### WORK REQUEST
Scan the records below for the line containing "Charge: 1 mol Si, 1.7 mol Cl₂, 2.2 mol H₂." and the line containing "These are equilibrium". Copy both, plus every line between, exactly.

### RECORDED INFORMATION
┌──

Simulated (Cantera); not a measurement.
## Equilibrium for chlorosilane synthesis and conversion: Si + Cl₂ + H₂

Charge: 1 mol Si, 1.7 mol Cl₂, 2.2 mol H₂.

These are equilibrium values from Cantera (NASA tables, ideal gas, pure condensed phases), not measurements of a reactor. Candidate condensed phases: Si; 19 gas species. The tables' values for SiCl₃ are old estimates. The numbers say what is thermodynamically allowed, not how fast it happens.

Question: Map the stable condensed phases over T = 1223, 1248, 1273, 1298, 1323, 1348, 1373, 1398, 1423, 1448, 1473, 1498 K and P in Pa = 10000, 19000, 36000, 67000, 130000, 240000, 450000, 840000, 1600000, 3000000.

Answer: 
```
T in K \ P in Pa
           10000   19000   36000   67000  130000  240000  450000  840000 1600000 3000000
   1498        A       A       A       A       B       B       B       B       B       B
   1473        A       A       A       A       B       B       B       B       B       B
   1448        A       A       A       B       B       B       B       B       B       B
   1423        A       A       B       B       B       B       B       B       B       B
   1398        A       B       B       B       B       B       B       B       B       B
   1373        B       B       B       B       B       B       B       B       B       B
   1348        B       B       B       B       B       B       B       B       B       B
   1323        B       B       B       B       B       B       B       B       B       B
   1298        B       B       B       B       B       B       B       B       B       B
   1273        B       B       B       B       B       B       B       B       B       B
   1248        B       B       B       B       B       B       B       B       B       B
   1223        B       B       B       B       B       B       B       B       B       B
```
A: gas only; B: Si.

└──

### RESPONSE AREA
Charge: 1 mol Si, 1.7 mol Cl₂, 2.2 mol H₂.

These are equilibrium values from Cantera (NASA tables, ideal gas, pure condensed phases), not measurements of a reactor. Candidate condensed phases: Si; 19 gas species. The tables' values for SiCl₃ are old estimates. The numbers say what is thermodynamically allowed, not how fast it happens.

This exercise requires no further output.